+++ Source data

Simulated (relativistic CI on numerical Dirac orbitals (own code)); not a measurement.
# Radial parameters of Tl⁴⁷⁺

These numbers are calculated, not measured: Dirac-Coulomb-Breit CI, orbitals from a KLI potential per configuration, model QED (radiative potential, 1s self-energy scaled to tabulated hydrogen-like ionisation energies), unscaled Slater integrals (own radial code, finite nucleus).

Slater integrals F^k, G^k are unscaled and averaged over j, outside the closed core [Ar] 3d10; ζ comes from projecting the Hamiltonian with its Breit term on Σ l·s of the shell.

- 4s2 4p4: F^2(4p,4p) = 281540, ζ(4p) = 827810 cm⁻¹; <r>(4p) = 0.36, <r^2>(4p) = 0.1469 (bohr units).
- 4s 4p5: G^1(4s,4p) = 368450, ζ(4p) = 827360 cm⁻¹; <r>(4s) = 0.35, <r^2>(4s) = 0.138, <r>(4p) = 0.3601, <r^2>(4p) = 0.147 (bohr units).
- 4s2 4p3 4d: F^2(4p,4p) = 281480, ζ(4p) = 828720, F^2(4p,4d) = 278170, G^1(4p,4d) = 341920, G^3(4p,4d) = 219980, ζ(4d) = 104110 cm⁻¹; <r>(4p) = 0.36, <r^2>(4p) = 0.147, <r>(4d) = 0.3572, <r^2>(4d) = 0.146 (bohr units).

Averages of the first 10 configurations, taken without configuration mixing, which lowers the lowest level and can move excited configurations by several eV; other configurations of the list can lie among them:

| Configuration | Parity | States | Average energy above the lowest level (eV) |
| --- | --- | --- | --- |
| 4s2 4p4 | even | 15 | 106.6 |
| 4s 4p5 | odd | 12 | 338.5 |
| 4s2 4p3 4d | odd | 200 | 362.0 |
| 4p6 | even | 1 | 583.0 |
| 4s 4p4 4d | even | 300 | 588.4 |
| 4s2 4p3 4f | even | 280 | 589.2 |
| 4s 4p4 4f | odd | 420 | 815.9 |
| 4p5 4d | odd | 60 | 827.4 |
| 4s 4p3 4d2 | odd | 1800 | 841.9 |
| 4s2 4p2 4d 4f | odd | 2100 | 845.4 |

++++++

## Work order
Exactly as they stand, set down the lines from the top of the data through the line with "- 4s2 4p3 4d: F^2(4p,4p)".

## Written reply
Simulated (relativistic CI on numerical Dirac orbitals (own code)); not a measurement.
# Radial parameters of Tl⁴⁷⁺

These numbers are calculated, not measured: Dirac-Coulomb-Breit CI, orbitals from a KLI potential per configuration, model QED (radiative potential, 1s self-energy scaled to tabulated hydrogen-like ionisation energies), unscaled Slater integrals (own radial code, finite nucleus).

Slater integrals F^k, G^k are unscaled and averaged over j, outside the closed core [Ar] 3d10; ζ comes from projecting the Hamiltonian with its Breit term on Σ l·s of the shell.

- 4s2 4p4: F^2(4p,4p) = 281540, ζ(4p) = 827810 cm⁻¹; <r>(4p) = 0.36, <r^2>(4p) = 0.1469 (bohr units).
- 4s 4p5: G^1(4s,4p) = 368450, ζ(4p) = 827360 cm⁻¹; <r>(4s) = 0.35, <r^2>(4s) = 0.138, <r>(4p) = 0.3601, <r^2>(4p) = 0.147 (bohr units).
- 4s2 4p3 4d: F^2(4p,4p) = 281480, ζ(4p) = 828720, F^2(4p,4d) = 278170, G^1(4p,4d) = 341920, G^3(4p,4d) = 219980, ζ(4d) = 104110 cm⁻¹; <r>(4p) = 0.36, <r^2>(4p) = 0.147, <r>(4d) = 0.3572, <r^2>(4d) = 0.146 (bohr units).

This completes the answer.